ACTION ITEM:
Your answer should contain every line of the records, transcribed word for word.

DATA LISTING:
=-=-=

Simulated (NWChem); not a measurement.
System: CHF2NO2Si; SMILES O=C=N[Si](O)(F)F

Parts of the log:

=-=-=

TASK RESULT:
Simulated (NWChem); not a measurement.
System: CHF2NO2Si; SMILES O=C=N[Si](O)(F)F

Parts of the log:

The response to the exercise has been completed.